Return only the lines running from the first line of the listing through the one with "The geometry comes", unchanged.

┄┄┄┄┄┄┄┄┄┄

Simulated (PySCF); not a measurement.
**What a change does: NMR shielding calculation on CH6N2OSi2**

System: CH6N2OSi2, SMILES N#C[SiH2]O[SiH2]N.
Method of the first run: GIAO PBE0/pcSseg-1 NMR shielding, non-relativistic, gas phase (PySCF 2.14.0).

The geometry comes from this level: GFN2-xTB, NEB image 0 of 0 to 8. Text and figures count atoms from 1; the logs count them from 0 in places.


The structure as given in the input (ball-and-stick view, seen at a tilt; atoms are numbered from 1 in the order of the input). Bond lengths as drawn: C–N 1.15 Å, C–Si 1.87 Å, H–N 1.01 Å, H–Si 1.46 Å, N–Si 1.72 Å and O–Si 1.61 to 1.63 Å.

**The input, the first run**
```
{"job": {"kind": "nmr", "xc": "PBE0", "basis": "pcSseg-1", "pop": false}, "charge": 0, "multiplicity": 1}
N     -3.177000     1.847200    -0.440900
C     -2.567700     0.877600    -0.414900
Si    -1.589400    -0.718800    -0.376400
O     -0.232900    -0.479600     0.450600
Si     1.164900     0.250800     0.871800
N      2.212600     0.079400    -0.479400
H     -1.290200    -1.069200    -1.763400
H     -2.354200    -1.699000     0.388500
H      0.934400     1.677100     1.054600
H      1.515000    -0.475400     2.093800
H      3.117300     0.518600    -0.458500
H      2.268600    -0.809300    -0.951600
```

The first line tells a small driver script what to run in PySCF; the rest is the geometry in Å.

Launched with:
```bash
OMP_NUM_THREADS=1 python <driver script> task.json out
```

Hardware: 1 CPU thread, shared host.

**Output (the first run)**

┄┄┄┄┄┄┄┄┄┄

## Exercise answer:
Simulated (PySCF); not a measurement.
**What a change does: NMR shielding calculation on CH6N2OSi2**

System: CH6N2OSi2, SMILES N#C[SiH2]O[SiH2]N.
Method of the first run: GIAO PBE0/pcSseg-1 NMR shielding, non-relativistic, gas phase (PySCF 2.14.0).

The geometry comes from this level: GFN2-xTB, NEB image 0 of 0 to 8. Text and figures count atoms from 1; the logs count them from 0 in places.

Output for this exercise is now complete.